**WORK ORDER:**
Each entry, from beginning to end, is to be transcribed verbatim.

....................

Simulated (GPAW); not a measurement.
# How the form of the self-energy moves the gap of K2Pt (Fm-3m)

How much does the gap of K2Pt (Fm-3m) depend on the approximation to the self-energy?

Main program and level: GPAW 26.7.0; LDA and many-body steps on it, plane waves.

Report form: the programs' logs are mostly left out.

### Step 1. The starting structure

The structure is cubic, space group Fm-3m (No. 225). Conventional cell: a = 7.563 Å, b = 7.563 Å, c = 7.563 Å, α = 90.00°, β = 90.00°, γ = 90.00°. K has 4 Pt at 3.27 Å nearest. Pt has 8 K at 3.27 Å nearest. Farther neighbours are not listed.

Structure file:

....................

**YOUR RESPONSE:**
Simulated (GPAW); not a measurement.
# How the form of the self-energy moves the gap of K2Pt (Fm-3m)

How much does the gap of K2Pt (Fm-3m) depend on the approximation to the self-energy?

Main program and level: GPAW 26.7.0; LDA and many-body steps on it, plane waves.

Report form: the programs' logs are mostly left out.

### Step 1. The starting structure

The structure is cubic, space group Fm-3m (No. 225). Conventional cell: a = 7.563 Å, b = 7.563 Å, c = 7.563 Å, α = 90.00°, β = 90.00°, γ = 90.00°. K has 4 Pt at 3.27 Å nearest. Pt has 8 K at 3.27 Å nearest. Farther neighbours are not listed.

Structure file:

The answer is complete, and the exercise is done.